+ + + +

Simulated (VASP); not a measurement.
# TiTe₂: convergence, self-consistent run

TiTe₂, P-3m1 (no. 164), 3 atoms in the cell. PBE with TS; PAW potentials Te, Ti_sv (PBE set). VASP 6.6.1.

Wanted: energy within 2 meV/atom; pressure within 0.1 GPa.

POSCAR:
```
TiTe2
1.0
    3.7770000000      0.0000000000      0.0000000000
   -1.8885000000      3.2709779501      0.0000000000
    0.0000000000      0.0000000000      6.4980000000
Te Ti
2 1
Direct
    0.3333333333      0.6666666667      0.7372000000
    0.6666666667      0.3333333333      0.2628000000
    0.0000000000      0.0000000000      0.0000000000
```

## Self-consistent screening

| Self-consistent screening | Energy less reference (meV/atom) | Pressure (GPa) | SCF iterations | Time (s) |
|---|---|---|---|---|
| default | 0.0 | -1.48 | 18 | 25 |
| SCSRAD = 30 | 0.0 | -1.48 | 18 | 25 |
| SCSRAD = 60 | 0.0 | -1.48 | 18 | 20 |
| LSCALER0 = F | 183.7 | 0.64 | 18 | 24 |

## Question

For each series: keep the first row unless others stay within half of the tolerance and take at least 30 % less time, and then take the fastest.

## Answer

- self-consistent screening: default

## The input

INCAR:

+ + + +

# Task item
Copy every record precisely, omitting nothing.

# Task answer
Simulated (VASP); not a measurement.
# TiTe₂: convergence, self-consistent run

TiTe₂, P-3m1 (no. 164), 3 atoms in the cell. PBE with TS; PAW potentials Te, Ti_sv (PBE set). VASP 6.6.1.

Wanted: energy within 2 meV/atom; pressure within 0.1 GPa.

POSCAR:
```
TiTe2
1.0
    3.7770000000      0.0000000000      0.0000000000
   -1.8885000000      3.2709779501      0.0000000000
    0.0000000000      0.0000000000      6.4980000000
Te Ti
2 1
Direct
    0.3333333333      0.6666666667      0.7372000000
    0.6666666667      0.3333333333      0.2628000000
    0.0000000000      0.0000000000      0.0000000000
```

## Self-consistent screening

| Self-consistent screening | Energy less reference (meV/atom) | Pressure (GPa) | SCF iterations | Time (s) |
|---|---|---|---|---|
| default | 0.0 | -1.48 | 18 | 25 |
| SCSRAD = 30 | 0.0 | -1.48 | 18 | 25 |
| SCSRAD = 60 | 0.0 | -1.48 | 18 | 20 |
| LSCALER0 = F | 183.7 | 0.64 | 18 | 24 |

## Question

For each series: keep the first row unless others stay within half of the tolerance and take at least 30 % less time, and then take the fastest.

## Answer

- self-consistent screening: default

## The input

INCAR:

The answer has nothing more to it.